★ ★ ★ ★ ★

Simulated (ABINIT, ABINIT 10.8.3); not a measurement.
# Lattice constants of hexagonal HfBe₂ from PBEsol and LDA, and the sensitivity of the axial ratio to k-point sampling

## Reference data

★ ★ ★ ★ ★

Give back every entry exactly, with nothing left out.

Simulated (ABINIT, ABINIT 10.8.3); not a measurement.
# Lattice constants of hexagonal HfBe₂ from PBEsol and LDA, and the sensitivity of the axial ratio to k-point sampling

## Reference data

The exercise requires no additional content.